● ASSIGNED TASK
Write the records out again, exactly as they stand below.

▬▬▬▬▬▬

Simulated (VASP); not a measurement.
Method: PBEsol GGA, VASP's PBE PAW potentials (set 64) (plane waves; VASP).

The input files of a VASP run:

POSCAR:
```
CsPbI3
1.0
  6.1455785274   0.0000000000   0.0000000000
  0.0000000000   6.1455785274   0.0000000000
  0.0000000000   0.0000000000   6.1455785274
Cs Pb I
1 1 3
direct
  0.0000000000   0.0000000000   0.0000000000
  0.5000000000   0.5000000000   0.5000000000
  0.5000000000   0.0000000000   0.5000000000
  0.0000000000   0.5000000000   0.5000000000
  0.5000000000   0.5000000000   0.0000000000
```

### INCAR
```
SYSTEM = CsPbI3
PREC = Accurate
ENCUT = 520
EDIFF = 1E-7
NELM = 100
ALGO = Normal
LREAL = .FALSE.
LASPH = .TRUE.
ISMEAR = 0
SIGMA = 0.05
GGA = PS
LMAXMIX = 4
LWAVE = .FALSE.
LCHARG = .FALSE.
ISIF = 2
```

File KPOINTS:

▬▬▬▬▬▬

● PROBLEM SOLUTION
Simulated (VASP); not a measurement.
Method: PBEsol GGA, VASP's PBE PAW potentials (set 64) (plane waves; VASP).

The input files of a VASP run:

POSCAR:
```
CsPbI3
1.0
  6.1455785274   0.0000000000   0.0000000000
  0.0000000000   6.1455785274   0.0000000000
  0.0000000000   0.0000000000   6.1455785274
Cs Pb I
1 1 3
direct
  0.0000000000   0.0000000000   0.0000000000
  0.5000000000   0.5000000000   0.5000000000
  0.5000000000   0.0000000000   0.5000000000
  0.0000000000   0.5000000000   0.5000000000
  0.5000000000   0.5000000000   0.0000000000
```

### INCAR
```
SYSTEM = CsPbI3
PREC = Accurate
ENCUT = 520
EDIFF = 1E-7
NELM = 100
ALGO = Normal
LREAL = .FALSE.
LASPH = .TRUE.
ISMEAR = 0
SIGMA = 0.05
GGA = PS
LMAXMIX = 4
LWAVE = .FALSE.
LCHARG = .FALSE.
ISIF = 2
```

File KPOINTS:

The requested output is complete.